* **Given entries**
──────────
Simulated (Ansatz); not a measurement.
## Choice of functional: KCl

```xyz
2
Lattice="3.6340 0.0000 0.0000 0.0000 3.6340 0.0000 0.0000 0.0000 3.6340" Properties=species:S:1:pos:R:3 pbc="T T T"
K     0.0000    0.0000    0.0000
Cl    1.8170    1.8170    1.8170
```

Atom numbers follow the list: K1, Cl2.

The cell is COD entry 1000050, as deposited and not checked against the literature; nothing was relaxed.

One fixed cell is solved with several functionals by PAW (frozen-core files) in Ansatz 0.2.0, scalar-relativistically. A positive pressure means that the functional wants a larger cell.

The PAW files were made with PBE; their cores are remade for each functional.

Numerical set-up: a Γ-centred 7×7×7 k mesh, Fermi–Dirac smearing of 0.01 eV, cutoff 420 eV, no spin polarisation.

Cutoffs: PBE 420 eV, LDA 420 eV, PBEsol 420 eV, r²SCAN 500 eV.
──────────

* **Exercise**
The entries above hold the needed span. Transcribe exactly the lines from the one with "The PAW files" to the one with "Numerical set-up: a", both included.

* **Exercise solution**
The PAW files were made with PBE; their cores are remade for each functional.

Numerical set-up: a Γ-centred 7×7×7 k mesh, Fermi–Dirac smearing of 0.01 eV, cutoff 420 eV, no spin polarisation.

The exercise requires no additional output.